Quote every entry word for word.

□ □ □

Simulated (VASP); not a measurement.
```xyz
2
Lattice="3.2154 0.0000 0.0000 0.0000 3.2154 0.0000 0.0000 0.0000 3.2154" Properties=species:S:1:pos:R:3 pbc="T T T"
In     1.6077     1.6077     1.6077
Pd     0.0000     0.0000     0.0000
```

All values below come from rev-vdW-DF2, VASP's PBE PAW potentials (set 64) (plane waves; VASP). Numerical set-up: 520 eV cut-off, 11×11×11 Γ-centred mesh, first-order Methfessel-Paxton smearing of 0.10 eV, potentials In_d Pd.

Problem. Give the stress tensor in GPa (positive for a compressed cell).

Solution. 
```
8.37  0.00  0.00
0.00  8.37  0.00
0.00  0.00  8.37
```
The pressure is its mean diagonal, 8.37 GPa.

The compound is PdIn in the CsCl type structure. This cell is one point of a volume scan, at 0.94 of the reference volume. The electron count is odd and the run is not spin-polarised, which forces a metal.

□ □ □

YOUR RESPONSE:
Simulated (VASP); not a measurement.
```xyz
2
Lattice="3.2154 0.0000 0.0000 0.0000 3.2154 0.0000 0.0000 0.0000 3.2154" Properties=species:S:1:pos:R:3 pbc="T T T"
In     1.6077     1.6077     1.6077
Pd     0.0000     0.0000     0.0000
```

All values below come from rev-vdW-DF2, VASP's PBE PAW potentials (set 64) (plane waves; VASP). Numerical set-up: 520 eV cut-off, 11×11×11 Γ-centred mesh, first-order Methfessel-Paxton smearing of 0.10 eV, potentials In_d Pd.

Problem. Give the stress tensor in GPa (positive for a compressed cell).

Solution. 
```
8.37  0.00  0.00
0.00  8.37  0.00
0.00  0.00  8.37
```
The pressure is its mean diagonal, 8.37 GPa.

The compound is PdIn in the CsCl type structure. This cell is one point of a volume scan, at 0.94 of the reference volume. The electron count is odd and the run is not spin-polarised, which forces a metal.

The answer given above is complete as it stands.